- **BRIEF**:
Set down, exactly, every line from the top of the listing through the one holding "1. Means of".

┌────────
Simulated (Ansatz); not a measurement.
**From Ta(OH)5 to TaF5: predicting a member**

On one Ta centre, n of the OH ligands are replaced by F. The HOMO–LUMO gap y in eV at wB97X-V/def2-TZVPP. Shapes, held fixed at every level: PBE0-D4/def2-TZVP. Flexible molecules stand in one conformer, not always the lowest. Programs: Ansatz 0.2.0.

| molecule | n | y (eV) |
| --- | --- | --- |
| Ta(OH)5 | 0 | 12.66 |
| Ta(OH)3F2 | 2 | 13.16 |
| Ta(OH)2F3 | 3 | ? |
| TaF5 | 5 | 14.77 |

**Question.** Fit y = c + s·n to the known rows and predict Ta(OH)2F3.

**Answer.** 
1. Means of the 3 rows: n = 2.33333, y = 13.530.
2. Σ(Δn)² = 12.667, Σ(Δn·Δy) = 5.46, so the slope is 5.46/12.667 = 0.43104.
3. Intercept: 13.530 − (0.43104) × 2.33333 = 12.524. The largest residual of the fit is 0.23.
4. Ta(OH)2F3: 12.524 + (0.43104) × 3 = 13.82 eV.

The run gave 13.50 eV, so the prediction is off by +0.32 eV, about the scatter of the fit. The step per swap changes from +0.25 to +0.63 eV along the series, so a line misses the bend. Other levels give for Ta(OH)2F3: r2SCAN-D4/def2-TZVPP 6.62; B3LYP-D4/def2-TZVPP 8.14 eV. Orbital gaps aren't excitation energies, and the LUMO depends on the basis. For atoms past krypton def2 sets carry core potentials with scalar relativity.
└────────

- **WRITTEN REPLY**:
Simulated (Ansatz); not a measurement.
**From Ta(OH)5 to TaF5: predicting a member**

On one Ta centre, n of the OH ligands are replaced by F. The HOMO–LUMO gap y in eV at wB97X-V/def2-TZVPP. Shapes, held fixed at every level: PBE0-D4/def2-TZVP. Flexible molecules stand in one conformer, not always the lowest. Programs: Ansatz 0.2.0.

| molecule | n | y (eV) |
| --- | --- | --- |
| Ta(OH)5 | 0 | 12.66 |
| Ta(OH)3F2 | 2 | 13.16 |
| Ta(OH)2F3 | 3 | ? |
| TaF5 | 5 | 14.77 |

**Question.** Fit y = c + s·n to the known rows and predict Ta(OH)2F3.

**Answer.** 
1. Means of the 3 rows: n = 2.33333, y = 13.530.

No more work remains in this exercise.